■ **WORK REQUEST**
Take every entry below and copy it out word for word.

■ **EXTRACTED MATERIAL**
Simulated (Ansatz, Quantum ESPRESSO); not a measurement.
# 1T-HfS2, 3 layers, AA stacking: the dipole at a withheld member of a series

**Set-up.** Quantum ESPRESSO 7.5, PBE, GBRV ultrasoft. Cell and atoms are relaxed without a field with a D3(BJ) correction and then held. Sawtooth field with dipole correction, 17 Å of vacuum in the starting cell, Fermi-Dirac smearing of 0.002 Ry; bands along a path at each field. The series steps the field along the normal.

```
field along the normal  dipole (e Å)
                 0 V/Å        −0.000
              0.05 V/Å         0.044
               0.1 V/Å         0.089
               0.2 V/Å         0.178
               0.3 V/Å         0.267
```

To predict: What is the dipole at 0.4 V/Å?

■ **YOUR RESPONSE**
Simulated (Ansatz, Quantum ESPRESSO); not a measurement.
# 1T-HfS2, 3 layers, AA stacking: the dipole at a withheld member of a series

**Set-up.** Quantum ESPRESSO 7.5, PBE, GBRV ultrasoft. Cell and atoms are relaxed without a field with a D3(BJ) correction and then held. Sawtooth field with dipole correction, 17 Å of vacuum in the starting cell, Fermi-Dirac smearing of 0.002 Ry; bands along a path at each field. The series steps the field along the normal.

```
field along the normal  dipole (e Å)
                 0 V/Å        −0.000
              0.05 V/Å         0.044
               0.1 V/Å         0.089
               0.2 V/Å         0.178
               0.3 V/Å         0.267
```

To predict: What is the dipole at 0.4 V/Å?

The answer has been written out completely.